_BRIEF_
With nothing left out, repeat every entry exactly.

***** DATASET RECORDS *****
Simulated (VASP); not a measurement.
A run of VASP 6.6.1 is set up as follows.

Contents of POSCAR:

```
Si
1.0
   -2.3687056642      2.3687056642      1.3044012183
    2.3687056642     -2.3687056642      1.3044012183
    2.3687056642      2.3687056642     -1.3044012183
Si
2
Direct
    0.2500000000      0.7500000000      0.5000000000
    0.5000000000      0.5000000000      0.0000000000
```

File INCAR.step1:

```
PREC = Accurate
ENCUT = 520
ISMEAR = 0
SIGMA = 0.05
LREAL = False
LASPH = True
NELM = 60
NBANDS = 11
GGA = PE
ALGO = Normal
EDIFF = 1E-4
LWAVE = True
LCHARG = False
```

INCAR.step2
*****

_RESPONSE BOX_
Simulated (VASP); not a measurement.
A run of VASP 6.6.1 is set up as follows.

Contents of POSCAR:

```
Si
1.0
   -2.3687056642      2.3687056642      1.3044012183
    2.3687056642     -2.3687056642      1.3044012183
    2.3687056642      2.3687056642     -1.3044012183
Si
2
Direct
    0.2500000000      0.7500000000      0.5000000000
    0.5000000000      0.5000000000      0.0000000000
```

File INCAR.step1:

```
PREC = Accurate
ENCUT = 520
ISMEAR = 0
SIGMA = 0.05
LREAL = False
LASPH = True
NELM = 60
NBANDS = 11
GGA = PE
ALGO = Normal
EDIFF = 1E-4
LWAVE = True
LCHARG = False
```

INCAR.step2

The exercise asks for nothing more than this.